DATA SUPPLIED:
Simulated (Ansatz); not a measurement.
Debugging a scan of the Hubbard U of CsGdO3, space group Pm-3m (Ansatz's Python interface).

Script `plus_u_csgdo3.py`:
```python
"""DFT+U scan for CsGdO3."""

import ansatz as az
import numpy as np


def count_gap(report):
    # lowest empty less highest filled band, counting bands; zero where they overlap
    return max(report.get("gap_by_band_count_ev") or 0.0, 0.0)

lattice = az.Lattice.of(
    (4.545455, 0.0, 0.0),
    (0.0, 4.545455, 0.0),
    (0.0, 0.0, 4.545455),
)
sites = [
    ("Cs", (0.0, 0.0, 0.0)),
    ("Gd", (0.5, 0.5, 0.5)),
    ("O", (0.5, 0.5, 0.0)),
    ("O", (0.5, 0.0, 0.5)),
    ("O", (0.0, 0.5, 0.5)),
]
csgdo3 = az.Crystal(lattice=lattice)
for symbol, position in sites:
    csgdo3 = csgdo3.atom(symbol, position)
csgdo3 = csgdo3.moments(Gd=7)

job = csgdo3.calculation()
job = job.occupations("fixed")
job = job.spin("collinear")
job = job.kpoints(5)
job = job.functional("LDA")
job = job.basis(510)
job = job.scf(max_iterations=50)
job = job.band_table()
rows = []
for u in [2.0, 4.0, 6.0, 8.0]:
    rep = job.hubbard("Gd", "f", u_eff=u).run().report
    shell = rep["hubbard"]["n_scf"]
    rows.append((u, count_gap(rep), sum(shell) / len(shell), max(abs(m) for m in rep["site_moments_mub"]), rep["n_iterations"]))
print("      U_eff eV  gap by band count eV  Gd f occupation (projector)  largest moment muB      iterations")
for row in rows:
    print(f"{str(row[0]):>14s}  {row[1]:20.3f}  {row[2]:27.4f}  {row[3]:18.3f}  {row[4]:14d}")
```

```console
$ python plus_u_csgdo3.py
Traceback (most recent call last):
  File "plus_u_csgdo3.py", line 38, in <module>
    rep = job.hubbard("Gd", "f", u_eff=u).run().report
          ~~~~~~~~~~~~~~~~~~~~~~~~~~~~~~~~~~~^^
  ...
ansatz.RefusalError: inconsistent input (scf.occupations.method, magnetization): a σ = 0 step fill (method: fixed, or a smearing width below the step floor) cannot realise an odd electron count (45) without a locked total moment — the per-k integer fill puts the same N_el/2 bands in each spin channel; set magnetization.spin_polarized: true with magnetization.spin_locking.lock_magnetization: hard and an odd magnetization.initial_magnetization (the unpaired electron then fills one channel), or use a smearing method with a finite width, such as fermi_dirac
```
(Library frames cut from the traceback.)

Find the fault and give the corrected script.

WORK ITEM:
Quote exactly the opening line of the material above and every line after it, up to and including the line that contains "(Library frames cut from the traceback.)".

REPLY:
Simulated (Ansatz); not a measurement.
Debugging a scan of the Hubbard U of CsGdO3, space group Pm-3m (Ansatz's Python interface).

Script `plus_u_csgdo3.py`:
```python
"""DFT+U scan for CsGdO3."""

import ansatz as az
import numpy as np


def count_gap(report):
    # lowest empty less highest filled band, counting bands; zero where they overlap
    return max(report.get("gap_by_band_count_ev") or 0.0, 0.0)

lattice = az.Lattice.of(
    (4.545455, 0.0, 0.0),
    (0.0, 4.545455, 0.0),
    (0.0, 0.0, 4.545455),
)
sites = [
    ("Cs", (0.0, 0.0, 0.0)),
    ("Gd", (0.5, 0.5, 0.5)),
    ("O", (0.5, 0.5, 0.0)),
    ("O", (0.5, 0.0, 0.5)),
    ("O", (0.0, 0.5, 0.5)),
]
csgdo3 = az.Crystal(lattice=lattice)
for symbol, position in sites:
    csgdo3 = csgdo3.atom(symbol, position)
csgdo3 = csgdo3.moments(Gd=7)

job = csgdo3.calculation()
job = job.occupations("fixed")
job = job.spin("collinear")
job = job.kpoints(5)
job = job.functional("LDA")
job = job.basis(510)
job = job.scf(max_iterations=50)
job = job.band_table()
rows = []
for u in [2.0, 4.0, 6.0, 8.0]:
    rep = job.hubbard("Gd", "f", u_eff=u).run().report
    shell = rep["hubbard"]["n_scf"]
    rows.append((u, count_gap(rep), sum(shell) / len(shell), max(abs(m) for m in rep["site_moments_mub"]), rep["n_iterations"]))
print("      U_eff eV  gap by band count eV  Gd f occupation (projector)  largest moment muB      iterations")
for row in rows:
    print(f"{str(row[0]):>14s}  {row[1]:20.3f}  {row[2]:27.4f}  {row[3]:18.3f}  {row[4]:14d}")
```

```console
$ python plus_u_csgdo3.py
Traceback (most recent call last):
  File "plus_u_csgdo3.py", line 38, in <module>
    rep = job.hubbard("Gd", "f", u_eff=u).run().report
          ~~~~~~~~~~~~~~~~~~~~~~~~~~~~~~~~~~~^^
  ...
ansatz.RefusalError: inconsistent input (scf.occupations.method, magnetization): a σ = 0 step fill (method: fixed, or a smearing width below the step floor) cannot realise an odd electron count (45) without a locked total moment — the per-k integer fill puts the same N_el/2 bands in each spin channel; set magnetization.spin_polarized: true with magnetization.spin_locking.lock_magnetization: hard and an odd magnetization.initial_magnetization (the unpaired electron then fills one channel), or use a smearing method with a finite width, such as fermi_dirac
```
(Library frames cut from the traceback.)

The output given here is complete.